:: WORK ORDER ::
Repeat, line for line, the entries printed below.

:: DATA SECTION ::

· · ·

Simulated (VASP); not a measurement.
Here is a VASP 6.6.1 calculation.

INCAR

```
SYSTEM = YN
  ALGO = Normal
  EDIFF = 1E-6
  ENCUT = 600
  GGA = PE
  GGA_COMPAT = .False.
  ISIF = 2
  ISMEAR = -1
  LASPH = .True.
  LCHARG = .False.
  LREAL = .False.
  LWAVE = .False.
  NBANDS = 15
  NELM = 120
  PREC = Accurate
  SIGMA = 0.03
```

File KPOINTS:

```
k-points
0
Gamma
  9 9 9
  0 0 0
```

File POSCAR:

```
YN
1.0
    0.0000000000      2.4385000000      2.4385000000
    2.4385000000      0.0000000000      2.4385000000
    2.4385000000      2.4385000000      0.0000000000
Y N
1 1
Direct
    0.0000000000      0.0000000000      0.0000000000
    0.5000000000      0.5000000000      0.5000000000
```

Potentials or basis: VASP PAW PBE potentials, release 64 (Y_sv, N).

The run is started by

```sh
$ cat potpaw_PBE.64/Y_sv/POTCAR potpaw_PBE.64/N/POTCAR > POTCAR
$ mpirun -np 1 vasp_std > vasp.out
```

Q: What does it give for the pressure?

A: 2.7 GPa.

· · ·

:: WRITTEN RESPONSE ::
Simulated (VASP); not a measurement.
Here is a VASP 6.6.1 calculation.

INCAR

```
SYSTEM = YN
  ALGO = Normal
  EDIFF = 1E-6
  ENCUT = 600
  GGA = PE
  GGA_COMPAT = .False.
  ISIF = 2
  ISMEAR = -1
  LASPH = .True.
  LCHARG = .False.
  LREAL = .False.
  LWAVE = .False.
  NBANDS = 15
  NELM = 120
  PREC = Accurate
  SIGMA = 0.03
```

File KPOINTS:

```
k-points
0
Gamma
  9 9 9
  0 0 0
```

File POSCAR:

```
YN
1.0
    0.0000000000      2.4385000000      2.4385000000
    2.4385000000      0.0000000000      2.4385000000
    2.4385000000      2.4385000000      0.0000000000
Y N
1 1
Direct
    0.0000000000      0.0000000000      0.0000000000
    0.5000000000      0.5000000000      0.5000000000
```

Potentials or basis: VASP PAW PBE potentials, release 64 (Y_sv, N).

The run is started by

```sh
$ cat potpaw_PBE.64/Y_sv/POTCAR potpaw_PBE.64/N/POTCAR > POTCAR
$ mpirun -np 1 vasp_std > vasp.out
```

Q: What does it give for the pressure?

A: 2.7 GPa.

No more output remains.